_BRIEF_
Output the entire listing below exactly as it stands.

_PROVIDED DATA_

──────────────────────────────

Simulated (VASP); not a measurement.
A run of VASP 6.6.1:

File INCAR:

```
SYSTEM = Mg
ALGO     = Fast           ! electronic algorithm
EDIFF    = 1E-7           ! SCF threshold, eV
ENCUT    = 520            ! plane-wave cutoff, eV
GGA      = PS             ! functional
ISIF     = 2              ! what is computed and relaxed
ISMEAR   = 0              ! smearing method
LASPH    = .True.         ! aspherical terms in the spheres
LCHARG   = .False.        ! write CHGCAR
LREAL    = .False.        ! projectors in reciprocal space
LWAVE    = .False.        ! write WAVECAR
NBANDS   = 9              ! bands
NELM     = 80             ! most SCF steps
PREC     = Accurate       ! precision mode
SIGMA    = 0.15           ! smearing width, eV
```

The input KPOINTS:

──────────────────────────────

_YOUR SOLUTION_
Simulated (VASP); not a measurement.
A run of VASP 6.6.1:

File INCAR:

```
SYSTEM = Mg
ALGO     = Fast           ! electronic algorithm
EDIFF    = 1E-7           ! SCF threshold, eV
ENCUT    = 520            ! plane-wave cutoff, eV
GGA      = PS             ! functional
ISIF     = 2              ! what is computed and relaxed
ISMEAR   = 0              ! smearing method
LASPH    = .True.         ! aspherical terms in the spheres
LCHARG   = .False.        ! write CHGCAR
LREAL    = .False.        ! projectors in reciprocal space
LWAVE    = .False.        ! write WAVECAR
NBANDS   = 9              ! bands
NELM     = 80             ! most SCF steps
PREC     = Accurate       ! precision mode
SIGMA    = 0.15           ! smearing width, eV
```

The input KPOINTS:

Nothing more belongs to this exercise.